Supplied material
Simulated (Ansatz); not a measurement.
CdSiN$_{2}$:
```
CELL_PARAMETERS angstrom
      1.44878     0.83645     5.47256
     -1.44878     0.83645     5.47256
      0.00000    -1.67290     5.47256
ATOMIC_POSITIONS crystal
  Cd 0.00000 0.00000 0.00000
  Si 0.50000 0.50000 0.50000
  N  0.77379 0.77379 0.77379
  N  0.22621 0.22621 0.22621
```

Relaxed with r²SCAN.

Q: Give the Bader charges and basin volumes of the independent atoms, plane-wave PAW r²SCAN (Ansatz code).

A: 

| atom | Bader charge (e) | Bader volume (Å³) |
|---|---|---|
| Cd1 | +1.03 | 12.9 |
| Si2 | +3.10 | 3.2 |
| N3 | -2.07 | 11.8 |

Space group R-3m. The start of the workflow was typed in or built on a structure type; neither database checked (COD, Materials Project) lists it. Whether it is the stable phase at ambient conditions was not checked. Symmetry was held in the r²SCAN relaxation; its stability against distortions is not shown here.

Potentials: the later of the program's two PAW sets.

Work instruction
Please copy only the lines between the first line of the entries and the line with "Space group R-3m.", keeping those two end lines as well, exactly as written.

Reply
Simulated (Ansatz); not a measurement.
CdSiN$_{2}$:
```
CELL_PARAMETERS angstrom
      1.44878     0.83645     5.47256
     -1.44878     0.83645     5.47256
      0.00000    -1.67290     5.47256
ATOMIC_POSITIONS crystal
  Cd 0.00000 0.00000 0.00000
  Si 0.50000 0.50000 0.50000
  N  0.77379 0.77379 0.77379
  N  0.22621 0.22621 0.22621
```

Relaxed with r²SCAN.

Q: Give the Bader charges and basin volumes of the independent atoms, plane-wave PAW r²SCAN (Ansatz code).

A: 

| atom | Bader charge (e) | Bader volume (Å³) |
|---|---|---|
| Cd1 | +1.03 | 12.9 |
| Si2 | +3.10 | 3.2 |
| N3 | -2.07 | 11.8 |

Space group R-3m. The start of the workflow was typed in or built on a structure type; neither database checked (COD, Materials Project) lists it. Whether it is the stable phase at ambient conditions was not checked. Symmetry was held in the r²SCAN relaxation; its stability against distortions is not shown here.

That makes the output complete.